EXERCISE DATA ▸
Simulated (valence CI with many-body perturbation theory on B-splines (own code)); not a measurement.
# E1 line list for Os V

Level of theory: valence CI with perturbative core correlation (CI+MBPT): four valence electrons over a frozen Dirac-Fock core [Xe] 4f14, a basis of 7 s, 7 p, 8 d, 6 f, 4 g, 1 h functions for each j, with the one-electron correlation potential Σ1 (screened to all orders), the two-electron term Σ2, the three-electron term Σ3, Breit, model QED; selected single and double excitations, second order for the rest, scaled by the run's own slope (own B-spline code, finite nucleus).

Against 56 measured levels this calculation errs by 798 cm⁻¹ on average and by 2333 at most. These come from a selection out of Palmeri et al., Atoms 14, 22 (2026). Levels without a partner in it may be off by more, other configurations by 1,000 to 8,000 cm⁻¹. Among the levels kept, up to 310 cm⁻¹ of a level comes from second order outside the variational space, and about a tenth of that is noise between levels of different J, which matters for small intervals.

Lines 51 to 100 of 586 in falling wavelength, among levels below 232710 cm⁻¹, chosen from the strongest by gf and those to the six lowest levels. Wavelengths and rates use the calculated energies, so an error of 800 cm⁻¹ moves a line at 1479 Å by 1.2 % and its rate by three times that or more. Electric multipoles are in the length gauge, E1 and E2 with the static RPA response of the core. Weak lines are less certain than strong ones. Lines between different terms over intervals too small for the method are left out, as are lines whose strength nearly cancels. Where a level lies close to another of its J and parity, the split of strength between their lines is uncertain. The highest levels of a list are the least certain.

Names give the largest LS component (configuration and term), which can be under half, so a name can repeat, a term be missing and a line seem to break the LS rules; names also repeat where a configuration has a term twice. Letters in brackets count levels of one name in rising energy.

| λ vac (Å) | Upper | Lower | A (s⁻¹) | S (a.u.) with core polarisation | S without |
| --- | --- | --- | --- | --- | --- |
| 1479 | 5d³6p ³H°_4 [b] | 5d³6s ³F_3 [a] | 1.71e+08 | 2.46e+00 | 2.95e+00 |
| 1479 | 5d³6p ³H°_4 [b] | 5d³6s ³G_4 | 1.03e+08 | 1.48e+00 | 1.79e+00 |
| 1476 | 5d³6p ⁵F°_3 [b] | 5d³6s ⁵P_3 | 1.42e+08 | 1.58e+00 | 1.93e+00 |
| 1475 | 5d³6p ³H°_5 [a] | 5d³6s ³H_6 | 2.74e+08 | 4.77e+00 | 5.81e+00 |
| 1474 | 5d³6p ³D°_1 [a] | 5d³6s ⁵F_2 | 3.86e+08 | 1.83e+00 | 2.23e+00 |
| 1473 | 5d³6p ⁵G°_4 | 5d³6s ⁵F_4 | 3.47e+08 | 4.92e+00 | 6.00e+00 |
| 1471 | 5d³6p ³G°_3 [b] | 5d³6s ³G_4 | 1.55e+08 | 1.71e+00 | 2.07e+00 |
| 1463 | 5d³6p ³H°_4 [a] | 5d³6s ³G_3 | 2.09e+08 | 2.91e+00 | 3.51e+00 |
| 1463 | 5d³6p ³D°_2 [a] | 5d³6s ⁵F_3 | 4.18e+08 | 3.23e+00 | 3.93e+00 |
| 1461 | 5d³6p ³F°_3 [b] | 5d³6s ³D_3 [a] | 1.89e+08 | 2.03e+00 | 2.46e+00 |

REQUIRED ACTION ▸ Would you copy, word for word, only the lines from the start of the listing to the one that contains "Against 56 measured", both included?

WORKED SOLUTION ▸
Simulated (valence CI with many-body perturbation theory on B-splines (own code)); not a measurement.
# E1 line list for Os V

Level of theory: valence CI with perturbative core correlation (CI+MBPT): four valence electrons over a frozen Dirac-Fock core [Xe] 4f14, a basis of 7 s, 7 p, 8 d, 6 f, 4 g, 1 h functions for each j, with the one-electron correlation potential Σ1 (screened to all orders), the two-electron term Σ2, the three-electron term Σ3, Breit, model QED; selected single and double excitations, second order for the rest, scaled by the run's own slope (own B-spline code, finite nucleus).

Against 56 measured levels this calculation errs by 798 cm⁻¹ on average and by 2333 at most. These come from a selection out of Palmeri et al., Atoms 14, 22 (2026). Levels without a partner in it may be off by more, other configurations by 1,000 to 8,000 cm⁻¹. Among the levels kept, up to 310 cm⁻¹ of a level comes from second order outside the variational space, and about a tenth of that is noise between levels of different J, which matters for small intervals.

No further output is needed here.